-- Opening Marker --
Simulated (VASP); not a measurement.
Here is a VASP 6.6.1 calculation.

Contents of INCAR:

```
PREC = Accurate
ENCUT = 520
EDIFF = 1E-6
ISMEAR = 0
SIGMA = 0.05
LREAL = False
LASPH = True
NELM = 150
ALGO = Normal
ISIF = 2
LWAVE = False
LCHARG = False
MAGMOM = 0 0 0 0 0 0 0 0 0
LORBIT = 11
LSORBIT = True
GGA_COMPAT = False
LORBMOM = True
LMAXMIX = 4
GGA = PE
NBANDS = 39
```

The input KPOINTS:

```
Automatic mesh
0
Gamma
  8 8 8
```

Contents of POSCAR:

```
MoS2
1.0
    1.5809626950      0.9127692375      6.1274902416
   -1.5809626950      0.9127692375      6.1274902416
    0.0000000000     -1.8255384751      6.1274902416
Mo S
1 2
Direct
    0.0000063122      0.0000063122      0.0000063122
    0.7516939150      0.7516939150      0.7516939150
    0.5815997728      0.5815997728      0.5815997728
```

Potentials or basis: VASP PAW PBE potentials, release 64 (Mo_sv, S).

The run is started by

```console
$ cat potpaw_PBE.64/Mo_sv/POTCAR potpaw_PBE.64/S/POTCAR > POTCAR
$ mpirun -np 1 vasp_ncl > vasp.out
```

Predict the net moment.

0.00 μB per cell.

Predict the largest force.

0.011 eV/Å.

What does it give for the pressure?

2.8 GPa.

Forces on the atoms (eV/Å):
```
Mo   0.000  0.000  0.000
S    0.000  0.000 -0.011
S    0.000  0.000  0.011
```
-- Closing Marker --

- EXERCISE -
Give the lines of the material above again, exactly, from its first line through the line that contains "The run is started by" and no further.

- WRITTEN REPLY -
Simulated (VASP); not a measurement.
Here is a VASP 6.6.1 calculation.

Contents of INCAR:

```
PREC = Accurate
ENCUT = 520
EDIFF = 1E-6
ISMEAR = 0
SIGMA = 0.05
LREAL = False
LASPH = True
NELM = 150
ALGO = Normal
ISIF = 2
LWAVE = False
LCHARG = False
MAGMOM = 0 0 0 0 0 0 0 0 0
LORBIT = 11
LSORBIT = True
GGA_COMPAT = False
LORBMOM = True
LMAXMIX = 4
GGA = PE
NBANDS = 39
```

The input KPOINTS:

```
Automatic mesh
0
Gamma
  8 8 8
```

Contents of POSCAR:

```
MoS2
1.0
    1.5809626950      0.9127692375      6.1274902416
   -1.5809626950      0.9127692375      6.1274902416
    0.0000000000     -1.8255384751      6.1274902416
Mo S
1 2
Direct
    0.0000063122      0.0000063122      0.0000063122
    0.7516939150      0.7516939150      0.7516939150
    0.5815997728      0.5815997728      0.5815997728
```

Potentials or basis: VASP PAW PBE potentials, release 64 (Mo_sv, S).

The run is started by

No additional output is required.